## Work task
In full and without alteration, return the records below.

>>>
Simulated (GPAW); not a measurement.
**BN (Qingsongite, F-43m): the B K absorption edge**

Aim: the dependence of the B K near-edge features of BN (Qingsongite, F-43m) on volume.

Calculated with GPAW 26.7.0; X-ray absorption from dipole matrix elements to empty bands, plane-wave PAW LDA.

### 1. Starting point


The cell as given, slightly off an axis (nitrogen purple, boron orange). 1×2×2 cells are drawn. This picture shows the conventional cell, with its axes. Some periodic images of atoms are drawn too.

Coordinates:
<<<

## Task solution
Simulated (GPAW); not a measurement.
**BN (Qingsongite, F-43m): the B K absorption edge**

Aim: the dependence of the B K near-edge features of BN (Qingsongite, F-43m) on volume.

Calculated with GPAW 26.7.0; X-ray absorption from dipole matrix elements to empty bands, plane-wave PAW LDA.

### 1. Starting point


The cell as given, slightly off an axis (nitrogen purple, boron orange). 1×2×2 cells are drawn. This picture shows the conventional cell, with its axes. Some periodic images of atoms are drawn too.

Coordinates:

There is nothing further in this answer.